▸ **RAW DATA**:
[Start of section]
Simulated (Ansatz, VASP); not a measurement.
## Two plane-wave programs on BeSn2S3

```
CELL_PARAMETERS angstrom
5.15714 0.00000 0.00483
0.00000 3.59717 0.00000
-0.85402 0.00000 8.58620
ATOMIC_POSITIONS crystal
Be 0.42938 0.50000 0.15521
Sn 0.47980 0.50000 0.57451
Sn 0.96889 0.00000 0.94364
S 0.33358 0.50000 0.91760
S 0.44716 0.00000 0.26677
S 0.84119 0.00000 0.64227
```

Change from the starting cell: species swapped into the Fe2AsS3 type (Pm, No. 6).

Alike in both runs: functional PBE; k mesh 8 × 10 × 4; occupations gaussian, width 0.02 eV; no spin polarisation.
[End of section]

▸ **WORK ORDER**:
Would you please print every record exactly as written?

▸ **ANSWER AREA**:
Simulated (Ansatz, VASP); not a measurement.
## Two plane-wave programs on BeSn2S3

```
CELL_PARAMETERS angstrom
5.15714 0.00000 0.00483
0.00000 3.59717 0.00000
-0.85402 0.00000 8.58620
ATOMIC_POSITIONS crystal
Be 0.42938 0.50000 0.15521
Sn 0.47980 0.50000 0.57451
Sn 0.96889 0.00000 0.94364
S 0.33358 0.50000 0.91760
S 0.44716 0.00000 0.26677
S 0.84119 0.00000 0.64227
```

Change from the starting cell: species swapped into the Fe2AsS3 type (Pm, No. 6).

Alike in both runs: functional PBE; k mesh 8 × 10 × 4; occupations gaussian, width 0.02 eV; no spin polarisation.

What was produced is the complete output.